- Excerpted records:
--------------------
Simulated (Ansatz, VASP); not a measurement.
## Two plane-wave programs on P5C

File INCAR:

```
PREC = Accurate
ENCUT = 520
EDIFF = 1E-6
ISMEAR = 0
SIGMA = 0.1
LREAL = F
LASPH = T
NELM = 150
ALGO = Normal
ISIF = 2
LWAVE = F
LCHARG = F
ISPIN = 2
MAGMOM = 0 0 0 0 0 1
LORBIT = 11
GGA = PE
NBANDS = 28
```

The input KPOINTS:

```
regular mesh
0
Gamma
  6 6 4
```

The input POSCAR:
--------------------

- Work request:
Output each record precisely as given.

- Task output:
Simulated (Ansatz, VASP); not a measurement.
## Two plane-wave programs on P5C

File INCAR:

```
PREC = Accurate
ENCUT = 520
EDIFF = 1E-6
ISMEAR = 0
SIGMA = 0.1
LREAL = F
LASPH = T
NELM = 150
ALGO = Normal
ISIF = 2
LWAVE = F
LCHARG = F
ISPIN = 2
MAGMOM = 0 0 0 0 0 1
LORBIT = 11
GGA = PE
NBANDS = 28
```

The input KPOINTS:

```
regular mesh
0
Gamma
  6 6 4
```

The input POSCAR:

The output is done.